Use the entries below and reproduce exactly the lines from the one containing "The sticks are" down to the one containing "gives this pattern?", both of them included.

═══ DATA UNDER STUDY ═══

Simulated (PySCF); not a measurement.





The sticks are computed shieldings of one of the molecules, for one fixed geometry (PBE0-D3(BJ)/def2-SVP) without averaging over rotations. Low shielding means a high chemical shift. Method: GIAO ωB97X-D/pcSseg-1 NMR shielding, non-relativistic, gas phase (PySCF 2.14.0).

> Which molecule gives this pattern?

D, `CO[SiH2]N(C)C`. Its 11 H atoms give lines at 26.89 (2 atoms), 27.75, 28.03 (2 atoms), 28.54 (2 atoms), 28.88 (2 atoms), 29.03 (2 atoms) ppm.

═══

> _WRITTEN SOLUTION_
The sticks are computed shieldings of one of the molecules, for one fixed geometry (PBE0-D3(BJ)/def2-SVP) without averaging over rotations. Low shielding means a high chemical shift. Method: GIAO ωB97X-D/pcSseg-1 NMR shielding, non-relativistic, gas phase (PySCF 2.14.0).

> Which molecule gives this pattern?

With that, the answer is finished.